▶ **Records shown**:
====================

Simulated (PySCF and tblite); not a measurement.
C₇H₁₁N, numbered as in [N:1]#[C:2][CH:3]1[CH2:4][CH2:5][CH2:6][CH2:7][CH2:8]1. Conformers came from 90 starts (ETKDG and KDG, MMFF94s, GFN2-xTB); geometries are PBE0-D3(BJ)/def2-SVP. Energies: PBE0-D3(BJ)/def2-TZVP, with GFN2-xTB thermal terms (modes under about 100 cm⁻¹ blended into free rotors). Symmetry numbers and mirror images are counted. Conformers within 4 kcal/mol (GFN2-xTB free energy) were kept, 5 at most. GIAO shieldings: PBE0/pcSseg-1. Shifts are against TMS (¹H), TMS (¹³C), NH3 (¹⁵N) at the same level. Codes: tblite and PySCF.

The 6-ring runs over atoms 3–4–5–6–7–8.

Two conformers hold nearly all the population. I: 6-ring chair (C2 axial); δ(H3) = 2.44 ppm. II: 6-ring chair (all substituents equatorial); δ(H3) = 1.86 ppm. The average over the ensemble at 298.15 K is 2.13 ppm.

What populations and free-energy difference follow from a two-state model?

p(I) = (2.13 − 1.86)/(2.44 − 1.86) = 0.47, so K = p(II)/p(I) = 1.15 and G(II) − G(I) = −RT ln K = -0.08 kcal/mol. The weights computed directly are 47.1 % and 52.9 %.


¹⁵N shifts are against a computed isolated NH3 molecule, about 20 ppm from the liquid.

====================

Only the lines from the beginning of the listing through the line containing "p(I) = (2.13" are wanted, each restated word for word.

▶ **Answer space**:
Simulated (PySCF and tblite); not a measurement.
C₇H₁₁N, numbered as in [N:1]#[C:2][CH:3]1[CH2:4][CH2:5][CH2:6][CH2:7][CH2:8]1. Conformers came from 90 starts (ETKDG and KDG, MMFF94s, GFN2-xTB); geometries are PBE0-D3(BJ)/def2-SVP. Energies: PBE0-D3(BJ)/def2-TZVP, with GFN2-xTB thermal terms (modes under about 100 cm⁻¹ blended into free rotors). Symmetry numbers and mirror images are counted. Conformers within 4 kcal/mol (GFN2-xTB free energy) were kept, 5 at most. GIAO shieldings: PBE0/pcSseg-1. Shifts are against TMS (¹H), TMS (¹³C), NH3 (¹⁵N) at the same level. Codes: tblite and PySCF.

The 6-ring runs over atoms 3–4–5–6–7–8.

Two conformers hold nearly all the population. I: 6-ring chair (C2 axial); δ(H3) = 2.44 ppm. II: 6-ring chair (all substituents equatorial); δ(H3) = 1.86 ppm. The average over the ensemble at 298.15 K is 2.13 ppm.

What populations and free-energy difference follow from a two-state model?

p(I) = (2.13 − 1.86)/(2.44 − 1.86) = 0.47, so K = p(II)/p(I) = 1.15 and G(II) − G(I) = −RT ln K = -0.08 kcal/mol. The weights computed directly are 47.1 % and 52.9 %.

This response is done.